→ **Required action**:
Word for word, please restate the lines from the beginning of the data through the line in which "Is A at rest? If not, where is it pushed?" appears.

→ **Source material**:
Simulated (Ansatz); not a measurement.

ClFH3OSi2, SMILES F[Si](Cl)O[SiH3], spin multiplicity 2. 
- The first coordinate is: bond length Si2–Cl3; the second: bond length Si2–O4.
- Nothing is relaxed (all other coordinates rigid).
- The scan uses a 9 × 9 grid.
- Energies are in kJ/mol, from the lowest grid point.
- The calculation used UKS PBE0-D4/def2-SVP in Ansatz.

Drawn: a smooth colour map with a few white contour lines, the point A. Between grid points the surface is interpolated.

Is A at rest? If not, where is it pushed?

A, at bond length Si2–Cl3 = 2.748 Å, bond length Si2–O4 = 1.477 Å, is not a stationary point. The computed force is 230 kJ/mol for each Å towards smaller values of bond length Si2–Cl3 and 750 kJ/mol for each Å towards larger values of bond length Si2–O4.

→ **Written response**:
Simulated (Ansatz); not a measurement.

ClFH3OSi2, SMILES F[Si](Cl)O[SiH3], spin multiplicity 2. 
- The first coordinate is: bond length Si2–Cl3; the second: bond length Si2–O4.
- Nothing is relaxed (all other coordinates rigid).
- The scan uses a 9 × 9 grid.
- Energies are in kJ/mol, from the lowest grid point.
- The calculation used UKS PBE0-D4/def2-SVP in Ansatz.

Drawn: a smooth colour map with a few white contour lines, the point A. Between grid points the surface is interpolated.

Is A at rest? If not, where is it pushed?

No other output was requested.